Work task:
Your task is to set down the records below again, exactly.

Excerpted data:
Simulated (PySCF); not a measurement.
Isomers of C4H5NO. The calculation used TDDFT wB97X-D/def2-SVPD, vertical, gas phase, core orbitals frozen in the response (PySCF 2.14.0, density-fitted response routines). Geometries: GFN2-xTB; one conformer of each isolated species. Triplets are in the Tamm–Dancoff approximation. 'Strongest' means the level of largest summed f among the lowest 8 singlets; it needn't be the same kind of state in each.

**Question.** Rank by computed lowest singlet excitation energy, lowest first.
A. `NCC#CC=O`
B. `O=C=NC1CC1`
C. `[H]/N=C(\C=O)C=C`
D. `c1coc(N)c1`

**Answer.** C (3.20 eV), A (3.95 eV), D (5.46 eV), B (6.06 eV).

Exercise result:
Simulated (PySCF); not a measurement.
Isomers of C4H5NO. The calculation used TDDFT wB97X-D/def2-SVPD, vertical, gas phase, core orbitals frozen in the response (PySCF 2.14.0, density-fitted response routines). Geometries: GFN2-xTB; one conformer of each isolated species. Triplets are in the Tamm–Dancoff approximation. 'Strongest' means the level of largest summed f among the lowest 8 singlets; it needn't be the same kind of state in each.

**Question.** Rank by computed lowest singlet excitation energy, lowest first.
A. `NCC#CC=O`
B. `O=C=NC1CC1`
C. `[H]/N=C(\C=O)C=C`
D. `c1coc(N)c1`

**Answer.** C (3.20 eV), A (3.95 eV), D (5.46 eV), B (6.06 eV).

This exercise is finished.